_Information shown:_
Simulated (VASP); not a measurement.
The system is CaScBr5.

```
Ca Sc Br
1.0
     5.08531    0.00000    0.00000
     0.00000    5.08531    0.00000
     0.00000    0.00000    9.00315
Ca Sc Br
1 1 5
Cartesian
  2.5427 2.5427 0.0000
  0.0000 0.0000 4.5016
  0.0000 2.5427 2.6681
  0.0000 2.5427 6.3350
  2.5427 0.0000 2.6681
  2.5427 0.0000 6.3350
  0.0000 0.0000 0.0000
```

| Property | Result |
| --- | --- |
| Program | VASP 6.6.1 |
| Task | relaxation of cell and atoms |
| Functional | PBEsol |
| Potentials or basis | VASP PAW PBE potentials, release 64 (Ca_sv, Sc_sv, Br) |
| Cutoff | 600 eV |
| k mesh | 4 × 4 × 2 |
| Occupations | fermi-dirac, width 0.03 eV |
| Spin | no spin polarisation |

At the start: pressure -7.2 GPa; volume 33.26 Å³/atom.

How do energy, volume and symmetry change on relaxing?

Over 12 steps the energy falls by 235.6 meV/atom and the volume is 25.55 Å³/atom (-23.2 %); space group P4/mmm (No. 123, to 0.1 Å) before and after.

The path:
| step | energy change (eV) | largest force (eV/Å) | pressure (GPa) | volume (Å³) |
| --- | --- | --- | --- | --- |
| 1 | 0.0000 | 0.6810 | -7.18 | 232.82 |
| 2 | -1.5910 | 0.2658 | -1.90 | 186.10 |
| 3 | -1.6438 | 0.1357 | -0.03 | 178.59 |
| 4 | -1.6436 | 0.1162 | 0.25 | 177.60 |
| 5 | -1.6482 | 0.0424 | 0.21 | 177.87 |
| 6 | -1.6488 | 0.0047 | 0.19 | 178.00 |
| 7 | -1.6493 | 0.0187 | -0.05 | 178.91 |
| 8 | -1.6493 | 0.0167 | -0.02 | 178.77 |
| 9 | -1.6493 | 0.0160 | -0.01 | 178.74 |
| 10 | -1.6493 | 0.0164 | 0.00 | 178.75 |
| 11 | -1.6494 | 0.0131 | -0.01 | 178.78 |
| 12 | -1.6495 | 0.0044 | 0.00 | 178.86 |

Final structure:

_Work request:_
Looking at the entries above, can you reproduce exactly the lines from the one that holds "-7.18 | 232.82 |" through the one that holds "0.00 | 178.86 |", and only those?

_Your response:_
| 1 | 0.0000 | 0.6810 | -7.18 | 232.82 |
| 2 | -1.5910 | 0.2658 | -1.90 | 186.10 |
| 3 | -1.6438 | 0.1357 | -0.03 | 178.59 |
| 4 | -1.6436 | 0.1162 | 0.25 | 177.60 |
| 5 | -1.6482 | 0.0424 | 0.21 | 177.87 |
| 6 | -1.6488 | 0.0047 | 0.19 | 178.00 |
| 7 | -1.6493 | 0.0187 | -0.05 | 178.91 |
| 8 | -1.6493 | 0.0167 | -0.02 | 178.77 |
| 9 | -1.6493 | 0.0160 | -0.01 | 178.74 |
| 10 | -1.6493 | 0.0164 | 0.00 | 178.75 |
| 11 | -1.6494 | 0.0131 | -0.01 | 178.78 |
| 12 | -1.6495 | 0.0044 | 0.00 | 178.86 |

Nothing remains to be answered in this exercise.